━━━━━━

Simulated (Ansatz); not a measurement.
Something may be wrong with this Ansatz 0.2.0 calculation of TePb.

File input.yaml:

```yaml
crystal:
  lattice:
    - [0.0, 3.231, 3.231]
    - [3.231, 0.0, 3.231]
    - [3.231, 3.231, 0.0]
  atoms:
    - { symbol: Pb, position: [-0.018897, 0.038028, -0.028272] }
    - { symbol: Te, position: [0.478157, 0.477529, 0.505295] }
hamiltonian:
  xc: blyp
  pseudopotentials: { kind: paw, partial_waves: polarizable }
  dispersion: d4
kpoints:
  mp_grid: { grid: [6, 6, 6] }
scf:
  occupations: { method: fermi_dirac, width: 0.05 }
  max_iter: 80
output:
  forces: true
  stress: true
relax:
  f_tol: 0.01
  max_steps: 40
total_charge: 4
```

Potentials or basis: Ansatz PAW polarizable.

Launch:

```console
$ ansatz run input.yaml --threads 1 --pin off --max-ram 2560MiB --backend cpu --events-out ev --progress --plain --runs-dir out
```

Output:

━━━━━━

Work item: Would you reproduce all the entries exactly?

Response area:
Simulated (Ansatz); not a measurement.
Something may be wrong with this Ansatz 0.2.0 calculation of TePb.

File input.yaml:

```yaml
crystal:
  lattice:
    - [0.0, 3.231, 3.231]
    - [3.231, 0.0, 3.231]
    - [3.231, 3.231, 0.0]
  atoms:
    - { symbol: Pb, position: [-0.018897, 0.038028, -0.028272] }
    - { symbol: Te, position: [0.478157, 0.477529, 0.505295] }
hamiltonian:
  xc: blyp
  pseudopotentials: { kind: paw, partial_waves: polarizable }
  dispersion: d4
kpoints:
  mp_grid: { grid: [6, 6, 6] }
scf:
  occupations: { method: fermi_dirac, width: 0.05 }
  max_iter: 80
output:
  forces: true
  stress: true
relax:
  f_tol: 0.01
  max_steps: 40
total_charge: 4
```

Potentials or basis: Ansatz PAW polarizable.

Launch:

```console
$ ansatz run input.yaml --threads 1 --pin off --max-ram 2560MiB --backend cpu --events-out ev --progress --plain --runs-dir out
```

Output:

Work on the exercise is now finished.